§ Exercise
Copy the data below in full, exactly as it appears.

◇ ◇ ◇ ◇

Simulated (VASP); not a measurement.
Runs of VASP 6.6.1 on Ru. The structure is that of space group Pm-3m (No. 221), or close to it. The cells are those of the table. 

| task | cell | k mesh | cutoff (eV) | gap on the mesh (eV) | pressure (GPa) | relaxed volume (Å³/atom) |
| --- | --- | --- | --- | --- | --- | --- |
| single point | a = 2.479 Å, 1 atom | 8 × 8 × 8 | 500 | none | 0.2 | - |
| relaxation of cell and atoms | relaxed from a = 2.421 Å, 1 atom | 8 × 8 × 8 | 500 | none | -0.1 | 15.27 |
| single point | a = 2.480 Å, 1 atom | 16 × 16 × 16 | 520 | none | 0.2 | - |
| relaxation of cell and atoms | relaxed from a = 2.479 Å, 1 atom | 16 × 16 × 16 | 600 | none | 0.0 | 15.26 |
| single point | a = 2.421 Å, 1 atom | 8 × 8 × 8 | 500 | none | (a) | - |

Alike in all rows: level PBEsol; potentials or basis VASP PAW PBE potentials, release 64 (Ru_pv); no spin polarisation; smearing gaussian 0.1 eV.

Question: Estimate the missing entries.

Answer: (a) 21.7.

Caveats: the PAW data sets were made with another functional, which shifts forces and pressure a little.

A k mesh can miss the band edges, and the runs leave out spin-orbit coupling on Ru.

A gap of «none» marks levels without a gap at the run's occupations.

◇ ◇ ◇ ◇

§ Task response
Simulated (VASP); not a measurement.
Runs of VASP 6.6.1 on Ru. The structure is that of space group Pm-3m (No. 221), or close to it. The cells are those of the table. 

| task | cell | k mesh | cutoff (eV) | gap on the mesh (eV) | pressure (GPa) | relaxed volume (Å³/atom) |
| --- | --- | --- | --- | --- | --- | --- |
| single point | a = 2.479 Å, 1 atom | 8 × 8 × 8 | 500 | none | 0.2 | - |
| relaxation of cell and atoms | relaxed from a = 2.421 Å, 1 atom | 8 × 8 × 8 | 500 | none | -0.1 | 15.27 |
| single point | a = 2.480 Å, 1 atom | 16 × 16 × 16 | 520 | none | 0.2 | - |
| relaxation of cell and atoms | relaxed from a = 2.479 Å, 1 atom | 16 × 16 × 16 | 600 | none | 0.0 | 15.26 |
| single point | a = 2.421 Å, 1 atom | 8 × 8 × 8 | 500 | none | (a) | - |

Alike in all rows: level PBEsol; potentials or basis VASP PAW PBE potentials, release 64 (Ru_pv); no spin polarisation; smearing gaussian 0.1 eV.

Question: Estimate the missing entries.

Answer: (a) 21.7.

Caveats: the PAW data sets were made with another functional, which shifts forces and pressure a little.

A k mesh can miss the band edges, and the runs leave out spin-orbit coupling on Ru.

A gap of «none» marks levels without a gap at the run's occupations.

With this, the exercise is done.